• [ENTRIES PROVIDED]
= = = = = = =

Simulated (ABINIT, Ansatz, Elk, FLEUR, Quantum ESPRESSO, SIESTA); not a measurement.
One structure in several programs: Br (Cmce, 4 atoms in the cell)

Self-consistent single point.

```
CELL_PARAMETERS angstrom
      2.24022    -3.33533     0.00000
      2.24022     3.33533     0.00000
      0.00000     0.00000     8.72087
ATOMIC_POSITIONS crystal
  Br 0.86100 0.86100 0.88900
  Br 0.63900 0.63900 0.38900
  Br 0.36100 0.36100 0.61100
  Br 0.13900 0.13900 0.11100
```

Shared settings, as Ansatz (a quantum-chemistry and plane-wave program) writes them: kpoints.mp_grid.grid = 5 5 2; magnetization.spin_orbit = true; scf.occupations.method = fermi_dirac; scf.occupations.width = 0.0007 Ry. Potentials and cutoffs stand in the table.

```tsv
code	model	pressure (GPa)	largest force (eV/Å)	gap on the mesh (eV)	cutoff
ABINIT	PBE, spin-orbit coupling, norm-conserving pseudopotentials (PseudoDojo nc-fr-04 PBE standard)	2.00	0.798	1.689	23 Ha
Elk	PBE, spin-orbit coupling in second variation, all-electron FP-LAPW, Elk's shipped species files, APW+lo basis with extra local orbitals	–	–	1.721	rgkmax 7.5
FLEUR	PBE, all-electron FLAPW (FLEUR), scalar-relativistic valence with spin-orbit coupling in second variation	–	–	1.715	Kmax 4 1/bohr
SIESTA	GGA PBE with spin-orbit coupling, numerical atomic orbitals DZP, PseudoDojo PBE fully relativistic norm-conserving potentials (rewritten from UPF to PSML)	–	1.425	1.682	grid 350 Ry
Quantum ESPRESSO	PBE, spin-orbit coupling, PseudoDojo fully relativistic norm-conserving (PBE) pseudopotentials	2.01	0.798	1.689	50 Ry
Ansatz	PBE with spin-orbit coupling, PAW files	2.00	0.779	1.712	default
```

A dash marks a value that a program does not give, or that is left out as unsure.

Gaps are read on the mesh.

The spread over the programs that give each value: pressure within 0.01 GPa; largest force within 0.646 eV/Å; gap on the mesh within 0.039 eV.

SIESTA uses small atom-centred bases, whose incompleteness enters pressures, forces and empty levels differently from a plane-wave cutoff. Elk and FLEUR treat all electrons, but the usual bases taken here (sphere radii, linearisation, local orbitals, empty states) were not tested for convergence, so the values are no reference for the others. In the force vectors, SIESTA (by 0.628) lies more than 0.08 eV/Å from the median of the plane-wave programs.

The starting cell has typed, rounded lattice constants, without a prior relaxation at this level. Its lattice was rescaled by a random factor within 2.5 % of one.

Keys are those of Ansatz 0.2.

= = = = = = =

• [REQUIRED ACTION]
Above are the records; repeat exactly the lines from the one holding "A dash marks" down to the one holding "The starting cell", end lines included.

• [TASK OUTPUT]
A dash marks a value that a program does not give, or that is left out as unsure.

Gaps are read on the mesh.

The spread over the programs that give each value: pressure within 0.01 GPa; largest force within 0.646 eV/Å; gap on the mesh within 0.039 eV.

SIESTA uses small atom-centred bases, whose incompleteness enters pressures, forces and empty levels differently from a plane-wave cutoff. Elk and FLEUR treat all electrons, but the usual bases taken here (sphere radii, linearisation, local orbitals, empty states) were not tested for convergence, so the values are no reference for the others. In the force vectors, SIESTA (by 0.628) lies more than 0.08 eV/Å from the median of the plane-wave programs.

The starting cell has typed, rounded lattice constants, without a prior relaxation at this level. Its lattice was rescaled by a random factor within 2.5 % of one.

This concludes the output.